Work order: Hand back all of the records exactly as they read.

Extracted information:
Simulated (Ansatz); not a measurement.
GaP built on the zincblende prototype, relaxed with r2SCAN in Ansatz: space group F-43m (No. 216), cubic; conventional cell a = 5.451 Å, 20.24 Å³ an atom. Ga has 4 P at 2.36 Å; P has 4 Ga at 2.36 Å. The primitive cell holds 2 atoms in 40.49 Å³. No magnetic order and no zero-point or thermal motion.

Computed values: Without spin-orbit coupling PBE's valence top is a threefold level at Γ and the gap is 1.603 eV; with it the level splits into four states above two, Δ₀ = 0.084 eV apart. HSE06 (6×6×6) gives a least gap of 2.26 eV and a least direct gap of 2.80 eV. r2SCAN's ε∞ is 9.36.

Reply:
Simulated (Ansatz); not a measurement.
GaP built on the zincblende prototype, relaxed with r2SCAN in Ansatz: space group F-43m (No. 216), cubic; conventional cell a = 5.451 Å, 20.24 Å³ an atom. Ga has 4 P at 2.36 Å; P has 4 Ga at 2.36 Å. The primitive cell holds 2 atoms in 40.49 Å³. No magnetic order and no zero-point or thermal motion.

Computed values: Without spin-orbit coupling PBE's valence top is a threefold level at Γ and the gap is 1.603 eV; with it the level splits into four states above two, Δ₀ = 0.084 eV apart. HSE06 (6×6×6) gives a least gap of 2.26 eV and a least direct gap of 2.80 eV. r2SCAN's ε∞ is 9.36.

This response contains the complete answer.